※ ※ ※

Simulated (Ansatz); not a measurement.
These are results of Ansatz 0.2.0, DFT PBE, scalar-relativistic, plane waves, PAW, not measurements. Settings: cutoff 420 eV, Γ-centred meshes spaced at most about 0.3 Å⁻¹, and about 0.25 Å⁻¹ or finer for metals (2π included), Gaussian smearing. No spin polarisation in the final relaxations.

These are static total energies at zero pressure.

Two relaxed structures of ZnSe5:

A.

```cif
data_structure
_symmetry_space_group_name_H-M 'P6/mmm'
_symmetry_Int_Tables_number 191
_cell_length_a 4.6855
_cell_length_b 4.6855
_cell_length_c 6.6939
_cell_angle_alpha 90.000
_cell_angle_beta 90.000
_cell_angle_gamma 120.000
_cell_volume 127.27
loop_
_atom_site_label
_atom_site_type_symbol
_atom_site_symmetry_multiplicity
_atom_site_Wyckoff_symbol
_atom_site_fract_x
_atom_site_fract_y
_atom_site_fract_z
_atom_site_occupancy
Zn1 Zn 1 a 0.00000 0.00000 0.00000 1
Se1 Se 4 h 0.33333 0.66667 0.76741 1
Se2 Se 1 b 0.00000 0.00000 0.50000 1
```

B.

※ ※ ※

» **Work request**:
Keeping every word as it is, repeat all of the records.

» **Expected answer**:
Simulated (Ansatz); not a measurement.
These are results of Ansatz 0.2.0, DFT PBE, scalar-relativistic, plane waves, PAW, not measurements. Settings: cutoff 420 eV, Γ-centred meshes spaced at most about 0.3 Å⁻¹, and about 0.25 Å⁻¹ or finer for metals (2π included), Gaussian smearing. No spin polarisation in the final relaxations.

These are static total energies at zero pressure.

Two relaxed structures of ZnSe5:

A.

```cif
data_structure
_symmetry_space_group_name_H-M 'P6/mmm'
_symmetry_Int_Tables_number 191
_cell_length_a 4.6855
_cell_length_b 4.6855
_cell_length_c 6.6939
_cell_angle_alpha 90.000
_cell_angle_beta 90.000
_cell_angle_gamma 120.000
_cell_volume 127.27
loop_
_atom_site_label
_atom_site_type_symbol
_atom_site_symmetry_multiplicity
_atom_site_Wyckoff_symbol
_atom_site_fract_x
_atom_site_fract_y
_atom_site_fract_z
_atom_site_occupancy
Zn1 Zn 1 a 0.00000 0.00000 0.00000 1
Se1 Se 4 h 0.33333 0.66667 0.76741 1
Se2 Se 1 b 0.00000 0.00000 0.50000 1
```

B.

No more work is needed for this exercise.